Only the lines from the start of the entries through the line with "The calculation used" are wanted; please output them exactly.

- _Material supplied_
....................

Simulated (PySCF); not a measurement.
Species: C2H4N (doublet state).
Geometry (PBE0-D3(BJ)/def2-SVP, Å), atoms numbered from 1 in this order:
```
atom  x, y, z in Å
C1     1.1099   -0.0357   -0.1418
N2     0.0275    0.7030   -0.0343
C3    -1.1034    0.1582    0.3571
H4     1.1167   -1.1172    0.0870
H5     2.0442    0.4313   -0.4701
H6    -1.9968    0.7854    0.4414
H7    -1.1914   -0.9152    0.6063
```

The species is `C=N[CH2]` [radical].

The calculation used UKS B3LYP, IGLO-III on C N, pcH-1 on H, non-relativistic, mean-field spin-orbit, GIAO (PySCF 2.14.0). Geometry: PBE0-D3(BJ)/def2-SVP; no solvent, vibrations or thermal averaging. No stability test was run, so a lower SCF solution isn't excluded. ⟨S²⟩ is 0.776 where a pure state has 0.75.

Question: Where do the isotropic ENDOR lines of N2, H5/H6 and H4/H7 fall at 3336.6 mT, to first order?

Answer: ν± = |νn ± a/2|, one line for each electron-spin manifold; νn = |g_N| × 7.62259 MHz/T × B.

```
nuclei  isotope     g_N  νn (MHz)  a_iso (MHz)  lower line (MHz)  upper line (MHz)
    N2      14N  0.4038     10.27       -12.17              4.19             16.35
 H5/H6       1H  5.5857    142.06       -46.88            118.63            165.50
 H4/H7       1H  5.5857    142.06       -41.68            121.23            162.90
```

....................

- _Response area_
Simulated (PySCF); not a measurement.
Species: C2H4N (doublet state).
Geometry (PBE0-D3(BJ)/def2-SVP, Å), atoms numbered from 1 in this order:
```
atom  x, y, z in Å
C1     1.1099   -0.0357   -0.1418
N2     0.0275    0.7030   -0.0343
C3    -1.1034    0.1582    0.3571
H4     1.1167   -1.1172    0.0870
H5     2.0442    0.4313   -0.4701
H6    -1.9968    0.7854    0.4414
H7    -1.1914   -0.9152    0.6063
```

The species is `C=N[CH2]` [radical].

The calculation used UKS B3LYP, IGLO-III on C N, pcH-1 on H, non-relativistic, mean-field spin-orbit, GIAO (PySCF 2.14.0). Geometry: PBE0-D3(BJ)/def2-SVP; no solvent, vibrations or thermal averaging. No stability test was run, so a lower SCF solution isn't excluded. ⟨S²⟩ is 0.776 where a pure state has 0.75.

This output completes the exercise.